** Opening Entries provided block **

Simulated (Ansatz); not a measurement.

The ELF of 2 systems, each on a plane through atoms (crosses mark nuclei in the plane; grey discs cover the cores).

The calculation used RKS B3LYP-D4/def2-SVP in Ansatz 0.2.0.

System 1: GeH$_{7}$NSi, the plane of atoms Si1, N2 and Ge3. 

** Closing Entries provided block **

__Work task__
All of the material above needs to be copied exactly.

__Answer space__
Simulated (Ansatz); not a measurement.

The ELF of 2 systems, each on a plane through atoms (crosses mark nuclei in the plane; grey discs cover the cores).

The calculation used RKS B3LYP-D4/def2-SVP in Ansatz 0.2.0.

System 1: GeH$_{7}$NSi, the plane of atoms Si1, N2 and Ge3. 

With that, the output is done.